* ASSIGNMENT *
A word-for-word printout of the whole listing is needed.

* RECORDS SHOWN *
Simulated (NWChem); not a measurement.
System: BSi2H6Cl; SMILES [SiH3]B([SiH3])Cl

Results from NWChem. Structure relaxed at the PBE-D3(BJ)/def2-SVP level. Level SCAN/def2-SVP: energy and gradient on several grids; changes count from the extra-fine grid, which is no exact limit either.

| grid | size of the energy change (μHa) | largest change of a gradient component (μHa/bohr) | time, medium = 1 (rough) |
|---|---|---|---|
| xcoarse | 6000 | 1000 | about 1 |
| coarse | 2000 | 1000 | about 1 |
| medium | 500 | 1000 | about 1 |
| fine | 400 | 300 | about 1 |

* WORKED SOLUTION *
Simulated (NWChem); not a measurement.
System: BSi2H6Cl; SMILES [SiH3]B([SiH3])Cl

Results from NWChem. Structure relaxed at the PBE-D3(BJ)/def2-SVP level. Level SCAN/def2-SVP: energy and gradient on several grids; changes count from the extra-fine grid, which is no exact limit either.

| grid | size of the energy change (μHa) | largest change of a gradient component (μHa/bohr) | time, medium = 1 (rough) |
|---|---|---|---|
| xcoarse | 6000 | 1000 | about 1 |
| coarse | 2000 | 1000 | about 1 |
| medium | 500 | 1000 | about 1 |
| fine | 400 | 300 | about 1 |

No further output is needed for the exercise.